Work order |
Please restate verbatim the lines that open the listing below, ending with the line in which "Origin of the" occurs.

=== Begin Enclosure ===

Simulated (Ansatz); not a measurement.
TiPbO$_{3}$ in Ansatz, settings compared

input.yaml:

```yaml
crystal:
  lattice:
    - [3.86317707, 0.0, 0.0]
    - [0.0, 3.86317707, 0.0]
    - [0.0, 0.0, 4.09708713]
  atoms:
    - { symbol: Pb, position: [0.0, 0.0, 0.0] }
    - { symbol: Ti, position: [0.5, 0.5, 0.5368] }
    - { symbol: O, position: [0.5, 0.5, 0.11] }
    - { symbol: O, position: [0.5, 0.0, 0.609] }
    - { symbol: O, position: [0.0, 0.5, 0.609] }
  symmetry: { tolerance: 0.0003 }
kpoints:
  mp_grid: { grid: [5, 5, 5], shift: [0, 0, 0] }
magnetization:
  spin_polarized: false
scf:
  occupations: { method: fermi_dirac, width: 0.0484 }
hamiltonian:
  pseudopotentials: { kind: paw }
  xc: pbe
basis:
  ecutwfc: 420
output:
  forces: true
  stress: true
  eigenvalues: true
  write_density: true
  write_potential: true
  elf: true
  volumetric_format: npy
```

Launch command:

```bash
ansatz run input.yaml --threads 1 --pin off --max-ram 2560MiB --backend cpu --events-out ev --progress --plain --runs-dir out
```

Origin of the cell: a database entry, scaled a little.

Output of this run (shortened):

=== End Enclosure ===

Reply |
Simulated (Ansatz); not a measurement.
TiPbO$_{3}$ in Ansatz, settings compared

input.yaml:

```yaml
crystal:
  lattice:
    - [3.86317707, 0.0, 0.0]
    - [0.0, 3.86317707, 0.0]
    - [0.0, 0.0, 4.09708713]
  atoms:
    - { symbol: Pb, position: [0.0, 0.0, 0.0] }
    - { symbol: Ti, position: [0.5, 0.5, 0.5368] }
    - { symbol: O, position: [0.5, 0.5, 0.11] }
    - { symbol: O, position: [0.5, 0.0, 0.609] }
    - { symbol: O, position: [0.0, 0.5, 0.609] }
  symmetry: { tolerance: 0.0003 }
kpoints:
  mp_grid: { grid: [5, 5, 5], shift: [0, 0, 0] }
magnetization:
  spin_polarized: false
scf:
  occupations: { method: fermi_dirac, width: 0.0484 }
hamiltonian:
  pseudopotentials: { kind: paw }
  xc: pbe
basis:
  ecutwfc: 420
output:
  forces: true
  stress: true
  eigenvalues: true
  write_density: true
  write_potential: true
  elf: true
  volumetric_format: npy
```

Launch command:

```bash
ansatz run input.yaml --threads 1 --pin off --max-ram 2560MiB --backend cpu --events-out ev --progress --plain --runs-dir out
```

Origin of the cell: a database entry, scaled a little.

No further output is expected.